** Dataset entries **
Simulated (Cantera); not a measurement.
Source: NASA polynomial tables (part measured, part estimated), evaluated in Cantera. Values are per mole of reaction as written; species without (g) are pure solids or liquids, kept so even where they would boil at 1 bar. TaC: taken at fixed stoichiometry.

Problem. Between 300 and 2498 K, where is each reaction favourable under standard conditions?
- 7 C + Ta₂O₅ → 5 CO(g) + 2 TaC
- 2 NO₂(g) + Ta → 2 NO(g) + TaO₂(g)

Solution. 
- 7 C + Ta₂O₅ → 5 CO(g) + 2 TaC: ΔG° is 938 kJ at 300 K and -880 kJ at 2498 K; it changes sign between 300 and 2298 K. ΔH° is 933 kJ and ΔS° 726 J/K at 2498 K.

** Task item **
Please, starting with the first line of the material above, write out each line exactly and finish on the line that includes "Problem. Between 300".

** Task output **
Simulated (Cantera); not a measurement.
Source: NASA polynomial tables (part measured, part estimated), evaluated in Cantera. Values are per mole of reaction as written; species without (g) are pure solids or liquids, kept so even where they would boil at 1 bar. TaC: taken at fixed stoichiometry.

Problem. Between 300 and 2498 K, where is each reaction favourable under standard conditions?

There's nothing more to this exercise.